## Work order
The records should be copied out again with no alteration.

BEGIN

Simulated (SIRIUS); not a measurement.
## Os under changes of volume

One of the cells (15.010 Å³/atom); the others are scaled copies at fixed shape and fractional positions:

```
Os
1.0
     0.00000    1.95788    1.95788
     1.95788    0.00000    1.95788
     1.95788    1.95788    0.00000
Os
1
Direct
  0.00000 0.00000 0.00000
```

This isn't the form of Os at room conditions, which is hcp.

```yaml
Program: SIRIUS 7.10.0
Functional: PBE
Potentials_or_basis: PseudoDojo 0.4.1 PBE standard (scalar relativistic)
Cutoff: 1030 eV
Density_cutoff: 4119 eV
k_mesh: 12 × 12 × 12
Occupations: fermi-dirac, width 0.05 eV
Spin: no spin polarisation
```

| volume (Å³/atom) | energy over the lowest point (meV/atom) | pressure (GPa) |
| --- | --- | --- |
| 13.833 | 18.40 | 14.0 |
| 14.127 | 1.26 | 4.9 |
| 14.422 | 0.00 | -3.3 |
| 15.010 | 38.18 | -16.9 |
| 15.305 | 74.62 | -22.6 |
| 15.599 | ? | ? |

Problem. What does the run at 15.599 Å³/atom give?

END

## Written solution
Simulated (SIRIUS); not a measurement.
## Os under changes of volume

One of the cells (15.010 Å³/atom); the others are scaled copies at fixed shape and fractional positions:

```
Os
1.0
     0.00000    1.95788    1.95788
     1.95788    0.00000    1.95788
     1.95788    1.95788    0.00000
Os
1
Direct
  0.00000 0.00000 0.00000
```

This isn't the form of Os at room conditions, which is hcp.

```yaml
Program: SIRIUS 7.10.0
Functional: PBE
Potentials_or_basis: PseudoDojo 0.4.1 PBE standard (scalar relativistic)
Cutoff: 1030 eV
Density_cutoff: 4119 eV
k_mesh: 12 × 12 × 12
Occupations: fermi-dirac, width 0.05 eV
Spin: no spin polarisation
```

| volume (Å³/atom) | energy over the lowest point (meV/atom) | pressure (GPa) |
| --- | --- | --- |
| 13.833 | 18.40 | 14.0 |
| 14.127 | 1.26 | 4.9 |
| 14.422 | 0.00 | -3.3 |
| 15.010 | 38.18 | -16.9 |
| 15.305 | 74.62 | -22.6 |
| 15.599 | ? | ? |

Problem. What does the run at 15.599 Å³/atom give?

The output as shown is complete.